======== Information shown
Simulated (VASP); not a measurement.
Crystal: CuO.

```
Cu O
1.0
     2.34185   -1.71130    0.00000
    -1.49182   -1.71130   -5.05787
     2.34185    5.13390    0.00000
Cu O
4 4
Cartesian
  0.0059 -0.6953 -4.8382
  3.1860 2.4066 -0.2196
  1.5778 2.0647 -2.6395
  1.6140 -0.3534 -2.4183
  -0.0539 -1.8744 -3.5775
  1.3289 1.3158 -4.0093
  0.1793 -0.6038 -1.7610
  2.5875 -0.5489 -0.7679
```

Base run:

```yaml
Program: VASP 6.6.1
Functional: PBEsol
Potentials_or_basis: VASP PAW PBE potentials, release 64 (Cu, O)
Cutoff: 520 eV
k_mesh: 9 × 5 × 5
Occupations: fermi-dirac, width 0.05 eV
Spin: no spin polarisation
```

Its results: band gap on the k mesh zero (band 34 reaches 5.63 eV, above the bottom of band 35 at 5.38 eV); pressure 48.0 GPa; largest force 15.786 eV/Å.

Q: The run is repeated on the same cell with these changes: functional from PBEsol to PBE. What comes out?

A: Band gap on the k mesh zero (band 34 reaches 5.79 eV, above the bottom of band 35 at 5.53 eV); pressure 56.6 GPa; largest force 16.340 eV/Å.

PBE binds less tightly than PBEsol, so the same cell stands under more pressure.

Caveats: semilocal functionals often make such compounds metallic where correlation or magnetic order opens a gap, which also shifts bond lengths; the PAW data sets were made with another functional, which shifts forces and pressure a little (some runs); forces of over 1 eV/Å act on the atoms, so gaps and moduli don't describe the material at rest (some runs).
================

Work task >>
Could you please copy the lines above exactly, beginning at the first and ending at the line that contains "Q: The run is"?

Worked solution >>
Simulated (VASP); not a measurement.
Crystal: CuO.

```
Cu O
1.0
     2.34185   -1.71130    0.00000
    -1.49182   -1.71130   -5.05787
     2.34185    5.13390    0.00000
Cu O
4 4
Cartesian
  0.0059 -0.6953 -4.8382
  3.1860 2.4066 -0.2196
  1.5778 2.0647 -2.6395
  1.6140 -0.3534 -2.4183
  -0.0539 -1.8744 -3.5775
  1.3289 1.3158 -4.0093
  0.1793 -0.6038 -1.7610
  2.5875 -0.5489 -0.7679
```

Base run:

```yaml
Program: VASP 6.6.1
Functional: PBEsol
Potentials_or_basis: VASP PAW PBE potentials, release 64 (Cu, O)
Cutoff: 520 eV
k_mesh: 9 × 5 × 5
Occupations: fermi-dirac, width 0.05 eV
Spin: no spin polarisation
```

Its results: band gap on the k mesh zero (band 34 reaches 5.63 eV, above the bottom of band 35 at 5.38 eV); pressure 48.0 GPa; largest force 15.786 eV/Å.

Q: The run is repeated on the same cell with these changes: functional from PBEsol to PBE. What comes out?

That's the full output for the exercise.